•••••

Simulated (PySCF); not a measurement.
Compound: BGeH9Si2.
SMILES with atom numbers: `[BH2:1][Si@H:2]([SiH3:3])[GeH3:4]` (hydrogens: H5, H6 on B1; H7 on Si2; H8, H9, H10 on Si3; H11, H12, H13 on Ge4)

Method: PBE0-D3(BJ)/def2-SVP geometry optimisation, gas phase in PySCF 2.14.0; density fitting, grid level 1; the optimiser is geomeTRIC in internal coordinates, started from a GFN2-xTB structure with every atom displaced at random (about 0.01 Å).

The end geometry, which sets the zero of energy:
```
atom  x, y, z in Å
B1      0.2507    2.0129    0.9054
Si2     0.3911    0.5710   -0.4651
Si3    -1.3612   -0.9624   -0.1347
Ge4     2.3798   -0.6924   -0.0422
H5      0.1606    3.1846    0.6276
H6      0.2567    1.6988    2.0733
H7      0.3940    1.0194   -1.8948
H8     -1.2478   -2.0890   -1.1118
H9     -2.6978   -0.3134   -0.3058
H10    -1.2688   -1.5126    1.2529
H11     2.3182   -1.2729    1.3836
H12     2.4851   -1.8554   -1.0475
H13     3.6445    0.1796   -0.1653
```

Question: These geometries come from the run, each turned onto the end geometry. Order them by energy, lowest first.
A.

•••••

## Activity
From the records above, transcribe without alteration every line from the one with "The end geometry, which" to the one with "Question: These geometries", inclusive.

## Answer section
The end geometry, which sets the zero of energy:
```
atom  x, y, z in Å
B1      0.2507    2.0129    0.9054
Si2     0.3911    0.5710   -0.4651
Si3    -1.3612   -0.9624   -0.1347
Ge4     2.3798   -0.6924   -0.0422
H5      0.1606    3.1846    0.6276
H6      0.2567    1.6988    2.0733
H7      0.3940    1.0194   -1.8948
H8     -1.2478   -2.0890   -1.1118
H9     -2.6978   -0.3134   -0.3058
H10    -1.2688   -1.5126    1.2529
H11     2.3182   -1.2729    1.3836
H12     2.4851   -1.8554   -1.0475
H13     3.6445    0.1796   -0.1653
```

Question: These geometries come from the run, each turned onto the end geometry. Order them by energy, lowest first.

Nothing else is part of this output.